* BRIEF
All records should be reproduced verbatim.

────────────────
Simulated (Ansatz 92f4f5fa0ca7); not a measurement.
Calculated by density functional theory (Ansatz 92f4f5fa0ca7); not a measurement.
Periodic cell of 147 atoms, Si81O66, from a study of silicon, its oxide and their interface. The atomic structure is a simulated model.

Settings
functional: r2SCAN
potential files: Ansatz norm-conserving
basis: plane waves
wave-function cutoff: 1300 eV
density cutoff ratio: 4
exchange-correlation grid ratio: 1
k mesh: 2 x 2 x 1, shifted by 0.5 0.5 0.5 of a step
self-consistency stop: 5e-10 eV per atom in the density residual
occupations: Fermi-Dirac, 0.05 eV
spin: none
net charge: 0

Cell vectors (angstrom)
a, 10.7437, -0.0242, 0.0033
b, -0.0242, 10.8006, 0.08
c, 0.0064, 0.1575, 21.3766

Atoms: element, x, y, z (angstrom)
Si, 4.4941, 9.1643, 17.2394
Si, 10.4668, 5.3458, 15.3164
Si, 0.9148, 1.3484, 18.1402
────────────────

* PROBLEM SOLUTION
Simulated (Ansatz 92f4f5fa0ca7); not a measurement.
Calculated by density functional theory (Ansatz 92f4f5fa0ca7); not a measurement.
Periodic cell of 147 atoms, Si81O66, from a study of silicon, its oxide and their interface. The atomic structure is a simulated model.

Settings
functional: r2SCAN
potential files: Ansatz norm-conserving
basis: plane waves
wave-function cutoff: 1300 eV
density cutoff ratio: 4
exchange-correlation grid ratio: 1
k mesh: 2 x 2 x 1, shifted by 0.5 0.5 0.5 of a step
self-consistency stop: 5e-10 eV per atom in the density residual
occupations: Fermi-Dirac, 0.05 eV
spin: none
net charge: 0

Cell vectors (angstrom)
a, 10.7437, -0.0242, 0.0033
b, -0.0242, 10.8006, 0.08
c, 0.0064, 0.1575, 21.3766

Atoms: element, x, y, z (angstrom)
Si, 4.4941, 9.1643, 17.2394
Si, 10.4668, 5.3458, 15.3164
Si, 0.9148, 1.3484, 18.1402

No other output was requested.